ACTIVITY: Each line of the material should be retyped without alteration.

====== EXTRACTED RECORDS

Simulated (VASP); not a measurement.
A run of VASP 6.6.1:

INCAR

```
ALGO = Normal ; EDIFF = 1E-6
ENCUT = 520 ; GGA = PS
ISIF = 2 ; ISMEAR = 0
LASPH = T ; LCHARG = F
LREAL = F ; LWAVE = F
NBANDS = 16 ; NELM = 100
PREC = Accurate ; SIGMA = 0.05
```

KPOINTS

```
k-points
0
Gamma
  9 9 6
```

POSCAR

============

ANSWER SECTION:
Simulated (VASP); not a measurement.
A run of VASP 6.6.1:

INCAR

```
ALGO = Normal ; EDIFF = 1E-6
ENCUT = 520 ; GGA = PS
ISIF = 2 ; ISMEAR = 0
LASPH = T ; LCHARG = F
LREAL = F ; LWAVE = F
NBANDS = 16 ; NELM = 100
PREC = Accurate ; SIGMA = 0.05
```

KPOINTS

```
k-points
0
Gamma
  9 9 6
```

POSCAR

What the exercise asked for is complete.